• Assignment
Beginning with the first line, transcribe the entries below exactly through the line containing "The smearing width", inclusive.

- - - - -
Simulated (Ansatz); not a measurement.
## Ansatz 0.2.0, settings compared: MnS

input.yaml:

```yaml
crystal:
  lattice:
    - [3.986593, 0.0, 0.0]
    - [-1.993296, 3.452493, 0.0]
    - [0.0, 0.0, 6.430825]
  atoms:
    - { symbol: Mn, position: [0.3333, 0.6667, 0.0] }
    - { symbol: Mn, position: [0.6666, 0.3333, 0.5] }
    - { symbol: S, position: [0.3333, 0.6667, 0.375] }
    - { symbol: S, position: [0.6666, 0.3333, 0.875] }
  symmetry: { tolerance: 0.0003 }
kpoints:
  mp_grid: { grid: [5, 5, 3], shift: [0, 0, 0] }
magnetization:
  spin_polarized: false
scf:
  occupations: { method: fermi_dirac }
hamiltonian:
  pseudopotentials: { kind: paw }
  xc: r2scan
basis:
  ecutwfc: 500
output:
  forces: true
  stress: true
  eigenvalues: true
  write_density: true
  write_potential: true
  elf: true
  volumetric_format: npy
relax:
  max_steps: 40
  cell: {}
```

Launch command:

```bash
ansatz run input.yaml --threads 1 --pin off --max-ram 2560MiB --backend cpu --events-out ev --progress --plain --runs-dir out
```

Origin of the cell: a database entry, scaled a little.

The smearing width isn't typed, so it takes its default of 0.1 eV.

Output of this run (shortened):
- - - - -

• Task response
Simulated (Ansatz); not a measurement.
## Ansatz 0.2.0, settings compared: MnS

input.yaml:

```yaml
crystal:
  lattice:
    - [3.986593, 0.0, 0.0]
    - [-1.993296, 3.452493, 0.0]
    - [0.0, 0.0, 6.430825]
  atoms:
    - { symbol: Mn, position: [0.3333, 0.6667, 0.0] }
    - { symbol: Mn, position: [0.6666, 0.3333, 0.5] }
    - { symbol: S, position: [0.3333, 0.6667, 0.375] }
    - { symbol: S, position: [0.6666, 0.3333, 0.875] }
  symmetry: { tolerance: 0.0003 }
kpoints:
  mp_grid: { grid: [5, 5, 3], shift: [0, 0, 0] }
magnetization:
  spin_polarized: false
scf:
  occupations: { method: fermi_dirac }
hamiltonian:
  pseudopotentials: { kind: paw }
  xc: r2scan
basis:
  ecutwfc: 500
output:
  forces: true
  stress: true
  eigenvalues: true
  write_density: true
  write_potential: true
  elf: true
  volumetric_format: npy
relax:
  max_steps: 40
  cell: {}
```

Launch command:

```bash
ansatz run input.yaml --threads 1 --pin off --max-ram 2560MiB --backend cpu --events-out ev --progress --plain --runs-dir out
```

Origin of the cell: a database entry, scaled a little.

The smearing width isn't typed, so it takes its default of 0.1 eV.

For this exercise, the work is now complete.